## Available data
==========

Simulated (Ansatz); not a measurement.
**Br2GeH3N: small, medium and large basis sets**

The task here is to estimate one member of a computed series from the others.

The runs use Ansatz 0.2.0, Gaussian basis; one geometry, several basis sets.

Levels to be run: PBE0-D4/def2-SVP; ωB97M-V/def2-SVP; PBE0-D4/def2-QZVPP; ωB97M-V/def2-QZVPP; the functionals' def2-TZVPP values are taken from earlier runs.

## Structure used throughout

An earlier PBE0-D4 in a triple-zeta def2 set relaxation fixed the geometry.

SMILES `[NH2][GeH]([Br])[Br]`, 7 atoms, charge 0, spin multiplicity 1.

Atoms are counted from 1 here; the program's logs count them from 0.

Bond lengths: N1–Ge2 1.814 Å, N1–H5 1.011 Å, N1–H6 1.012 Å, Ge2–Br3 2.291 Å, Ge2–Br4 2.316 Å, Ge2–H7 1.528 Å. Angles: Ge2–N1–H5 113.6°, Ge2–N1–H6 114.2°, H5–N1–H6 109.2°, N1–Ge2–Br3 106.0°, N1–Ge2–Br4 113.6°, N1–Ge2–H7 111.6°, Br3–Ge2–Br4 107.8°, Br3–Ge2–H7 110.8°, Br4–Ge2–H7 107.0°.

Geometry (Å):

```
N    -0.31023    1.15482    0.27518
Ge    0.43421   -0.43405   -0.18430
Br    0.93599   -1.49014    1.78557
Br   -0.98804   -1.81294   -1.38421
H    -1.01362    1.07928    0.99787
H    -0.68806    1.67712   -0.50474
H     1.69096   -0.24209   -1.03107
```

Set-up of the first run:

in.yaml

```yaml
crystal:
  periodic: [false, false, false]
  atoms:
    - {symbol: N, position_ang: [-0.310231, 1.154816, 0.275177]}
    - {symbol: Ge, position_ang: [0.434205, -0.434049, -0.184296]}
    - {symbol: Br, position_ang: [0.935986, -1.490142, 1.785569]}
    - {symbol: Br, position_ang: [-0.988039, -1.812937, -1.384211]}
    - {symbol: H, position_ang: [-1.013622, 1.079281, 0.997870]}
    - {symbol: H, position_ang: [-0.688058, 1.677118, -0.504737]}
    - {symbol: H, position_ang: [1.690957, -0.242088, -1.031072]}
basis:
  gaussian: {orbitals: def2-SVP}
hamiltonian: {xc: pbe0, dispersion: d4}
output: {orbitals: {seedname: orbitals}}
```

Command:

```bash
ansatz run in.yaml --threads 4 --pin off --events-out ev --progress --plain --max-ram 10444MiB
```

==========

## Work instruction
The first line of the records begins the span, and the line containing "Atoms are counted" ends it. Reproduce that span exactly, both ends included.

## Problem solution
Simulated (Ansatz); not a measurement.
**Br2GeH3N: small, medium and large basis sets**

The task here is to estimate one member of a computed series from the others.

The runs use Ansatz 0.2.0, Gaussian basis; one geometry, several basis sets.

Levels to be run: PBE0-D4/def2-SVP; ωB97M-V/def2-SVP; PBE0-D4/def2-QZVPP; ωB97M-V/def2-QZVPP; the functionals' def2-TZVPP values are taken from earlier runs.

## Structure used throughout

An earlier PBE0-D4 in a triple-zeta def2 set relaxation fixed the geometry.

SMILES `[NH2][GeH]([Br])[Br]`, 7 atoms, charge 0, spin multiplicity 1.

Atoms are counted from 1 here; the program's logs count them from 0.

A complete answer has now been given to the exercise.